Listed records:
------------------------------------------------------------
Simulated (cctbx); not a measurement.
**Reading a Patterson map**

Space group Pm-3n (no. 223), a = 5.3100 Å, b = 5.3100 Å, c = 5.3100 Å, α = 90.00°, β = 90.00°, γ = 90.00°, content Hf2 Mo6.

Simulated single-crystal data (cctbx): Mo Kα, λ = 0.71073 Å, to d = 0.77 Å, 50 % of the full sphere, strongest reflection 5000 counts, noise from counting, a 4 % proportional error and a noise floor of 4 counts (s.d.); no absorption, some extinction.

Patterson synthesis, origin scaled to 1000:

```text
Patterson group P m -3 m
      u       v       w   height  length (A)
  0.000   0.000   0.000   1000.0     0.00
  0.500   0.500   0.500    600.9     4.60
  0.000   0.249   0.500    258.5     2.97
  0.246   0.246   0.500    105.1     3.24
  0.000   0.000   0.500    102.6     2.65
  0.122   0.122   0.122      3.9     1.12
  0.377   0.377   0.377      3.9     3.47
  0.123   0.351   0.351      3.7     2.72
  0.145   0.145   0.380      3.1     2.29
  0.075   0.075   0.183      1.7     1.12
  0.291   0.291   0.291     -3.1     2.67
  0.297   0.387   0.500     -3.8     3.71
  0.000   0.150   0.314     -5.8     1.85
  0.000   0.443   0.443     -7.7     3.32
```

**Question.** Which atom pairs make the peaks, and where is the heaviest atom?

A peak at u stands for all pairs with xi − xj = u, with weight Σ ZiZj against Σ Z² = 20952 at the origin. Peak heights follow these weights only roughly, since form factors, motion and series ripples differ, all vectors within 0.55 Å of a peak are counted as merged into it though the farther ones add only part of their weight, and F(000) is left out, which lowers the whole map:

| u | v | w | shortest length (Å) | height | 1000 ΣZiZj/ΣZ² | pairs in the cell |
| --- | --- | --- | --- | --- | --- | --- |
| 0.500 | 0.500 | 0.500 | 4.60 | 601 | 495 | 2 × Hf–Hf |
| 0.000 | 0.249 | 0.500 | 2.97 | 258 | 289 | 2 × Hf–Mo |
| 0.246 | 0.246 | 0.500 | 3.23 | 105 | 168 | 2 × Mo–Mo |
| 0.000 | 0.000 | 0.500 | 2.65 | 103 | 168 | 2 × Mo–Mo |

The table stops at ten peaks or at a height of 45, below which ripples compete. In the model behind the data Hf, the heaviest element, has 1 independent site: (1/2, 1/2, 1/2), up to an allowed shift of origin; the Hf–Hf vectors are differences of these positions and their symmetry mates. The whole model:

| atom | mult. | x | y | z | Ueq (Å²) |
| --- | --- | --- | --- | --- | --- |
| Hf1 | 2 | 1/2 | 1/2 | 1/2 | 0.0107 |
------------------------------------------------------------

Retype exactly the lines of the data above, starting at its first line and finishing with the line that has "Space group Pm-3n" in it.

Simulated (cctbx); not a measurement.
**Reading a Patterson map**

Space group Pm-3n (no. 223), a = 5.3100 Å, b = 5.3100 Å, c = 5.3100 Å, α = 90.00°, β = 90.00°, γ = 90.00°, content Hf2 Mo6.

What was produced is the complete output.